**WORK TASK:** Please output, without any change, the lines of the material below from the very first through the one with "Answer: −108°, anticlinal.".

**DATA RECORDS:**

□ □ □

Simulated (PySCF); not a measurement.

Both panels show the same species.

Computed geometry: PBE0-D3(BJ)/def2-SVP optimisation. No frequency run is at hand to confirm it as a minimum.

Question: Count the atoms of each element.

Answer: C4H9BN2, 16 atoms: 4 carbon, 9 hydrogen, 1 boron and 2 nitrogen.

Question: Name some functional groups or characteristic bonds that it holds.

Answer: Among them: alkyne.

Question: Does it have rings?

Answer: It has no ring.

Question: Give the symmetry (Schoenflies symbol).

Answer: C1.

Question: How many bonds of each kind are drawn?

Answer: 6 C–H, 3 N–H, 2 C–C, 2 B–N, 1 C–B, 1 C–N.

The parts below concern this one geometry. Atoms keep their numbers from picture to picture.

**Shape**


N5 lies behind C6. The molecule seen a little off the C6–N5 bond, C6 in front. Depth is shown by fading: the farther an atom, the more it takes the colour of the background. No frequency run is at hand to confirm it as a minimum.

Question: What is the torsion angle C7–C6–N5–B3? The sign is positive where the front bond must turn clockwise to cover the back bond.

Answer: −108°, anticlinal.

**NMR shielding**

□ □ □

**EXERCISE SOLUTION:**
Simulated (PySCF); not a measurement.

Both panels show the same species.

Computed geometry: PBE0-D3(BJ)/def2-SVP optimisation. No frequency run is at hand to confirm it as a minimum.

Question: Count the atoms of each element.

Answer: C4H9BN2, 16 atoms: 4 carbon, 9 hydrogen, 1 boron and 2 nitrogen.

Question: Name some functional groups or characteristic bonds that it holds.

Answer: Among them: alkyne.

Question: Does it have rings?

Answer: It has no ring.

Question: Give the symmetry (Schoenflies symbol).

Answer: C1.

Question: How many bonds of each kind are drawn?

Answer: 6 C–H, 3 N–H, 2 C–C, 2 B–N, 1 C–B, 1 C–N.

The parts below concern this one geometry. Atoms keep their numbers from picture to picture.

**Shape**


N5 lies behind C6. The molecule seen a little off the C6–N5 bond, C6 in front. Depth is shown by fading: the farther an atom, the more it takes the colour of the background. No frequency run is at hand to confirm it as a minimum.

Question: What is the torsion angle C7–C6–N5–B3? The sign is positive where the front bond must turn clockwise to cover the back bond.

Answer: −108°, anticlinal.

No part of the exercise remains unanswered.